WORK ORDER :: Taking the entries below from the top, restate each line exactly and end with the line containing "(kcal/mol) | 7.3 |".

EXTRACTED RECORDS ::
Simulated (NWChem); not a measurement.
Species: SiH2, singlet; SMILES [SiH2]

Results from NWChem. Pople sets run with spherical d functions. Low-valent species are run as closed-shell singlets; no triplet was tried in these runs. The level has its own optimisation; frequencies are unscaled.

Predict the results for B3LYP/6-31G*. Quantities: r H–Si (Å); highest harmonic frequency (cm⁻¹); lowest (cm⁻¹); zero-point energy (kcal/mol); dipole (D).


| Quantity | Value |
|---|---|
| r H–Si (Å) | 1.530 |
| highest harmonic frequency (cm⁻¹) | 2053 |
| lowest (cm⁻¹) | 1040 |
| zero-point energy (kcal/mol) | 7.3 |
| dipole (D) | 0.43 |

PROBLEM SOLUTION ::
Simulated (NWChem); not a measurement.
Species: SiH2, singlet; SMILES [SiH2]

Results from NWChem. Pople sets run with spherical d functions. Low-valent species are run as closed-shell singlets; no triplet was tried in these runs. The level has its own optimisation; frequencies are unscaled.

Predict the results for B3LYP/6-31G*. Quantities: r H–Si (Å); highest harmonic frequency (cm⁻¹); lowest (cm⁻¹); zero-point energy (kcal/mol); dipole (D).


| Quantity | Value |
|---|---|
| r H–Si (Å) | 1.530 |
| highest harmonic frequency (cm⁻¹) | 2053 |
| lowest (cm⁻¹) | 1040 |
| zero-point energy (kcal/mol) | 7.3 |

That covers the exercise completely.